# Provided records
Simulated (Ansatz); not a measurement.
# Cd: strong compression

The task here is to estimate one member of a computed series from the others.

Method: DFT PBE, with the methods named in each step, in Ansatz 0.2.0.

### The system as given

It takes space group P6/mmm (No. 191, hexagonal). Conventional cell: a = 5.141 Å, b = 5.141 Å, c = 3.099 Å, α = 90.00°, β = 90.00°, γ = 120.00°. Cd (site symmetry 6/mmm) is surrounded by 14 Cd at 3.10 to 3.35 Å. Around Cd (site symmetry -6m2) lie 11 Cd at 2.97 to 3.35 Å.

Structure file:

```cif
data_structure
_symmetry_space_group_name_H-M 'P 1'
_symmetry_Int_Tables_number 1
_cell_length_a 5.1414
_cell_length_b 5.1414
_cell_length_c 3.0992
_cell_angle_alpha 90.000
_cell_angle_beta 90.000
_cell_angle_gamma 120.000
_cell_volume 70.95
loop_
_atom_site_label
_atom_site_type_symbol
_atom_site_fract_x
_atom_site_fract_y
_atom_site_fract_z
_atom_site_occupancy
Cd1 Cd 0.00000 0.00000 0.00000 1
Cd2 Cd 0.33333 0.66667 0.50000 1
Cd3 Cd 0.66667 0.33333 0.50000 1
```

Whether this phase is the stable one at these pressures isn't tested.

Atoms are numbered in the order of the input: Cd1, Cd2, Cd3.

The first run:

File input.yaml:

# Work instruction
Give an exact copy of the lines above from the line with "The task here" up to and including the line with "### The system as given", and leave everything else out.

# Response area
The task here is to estimate one member of a computed series from the others.

Method: DFT PBE, with the methods named in each step, in Ansatz 0.2.0.

### The system as given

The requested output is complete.